Data extracts:
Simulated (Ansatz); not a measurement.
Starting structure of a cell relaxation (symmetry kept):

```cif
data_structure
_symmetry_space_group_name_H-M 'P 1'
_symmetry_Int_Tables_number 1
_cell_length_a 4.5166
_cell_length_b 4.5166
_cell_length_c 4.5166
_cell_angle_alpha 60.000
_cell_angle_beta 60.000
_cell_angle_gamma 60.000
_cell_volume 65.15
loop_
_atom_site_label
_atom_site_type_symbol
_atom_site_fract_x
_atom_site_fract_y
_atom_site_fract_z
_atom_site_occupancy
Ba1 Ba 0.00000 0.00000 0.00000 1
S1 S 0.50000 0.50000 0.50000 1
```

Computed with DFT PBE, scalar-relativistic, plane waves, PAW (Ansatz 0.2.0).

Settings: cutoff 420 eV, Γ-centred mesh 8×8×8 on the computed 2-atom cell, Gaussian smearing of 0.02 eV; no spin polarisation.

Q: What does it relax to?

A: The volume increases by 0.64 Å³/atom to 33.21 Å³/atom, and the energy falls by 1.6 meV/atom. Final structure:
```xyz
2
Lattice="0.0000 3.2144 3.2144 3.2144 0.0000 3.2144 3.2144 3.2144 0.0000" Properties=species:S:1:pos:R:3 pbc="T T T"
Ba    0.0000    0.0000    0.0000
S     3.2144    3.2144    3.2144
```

Work task: Set down again, word for word, the stretch of records from the line with "Computed with DFT" to the line with "Q: What does it relax to?", both of those lines included.

Task solution:
Computed with DFT PBE, scalar-relativistic, plane waves, PAW (Ansatz 0.2.0).

Settings: cutoff 420 eV, Γ-centred mesh 8×8×8 on the computed 2-atom cell, Gaussian smearing of 0.02 eV; no spin polarisation.

Q: What does it relax to?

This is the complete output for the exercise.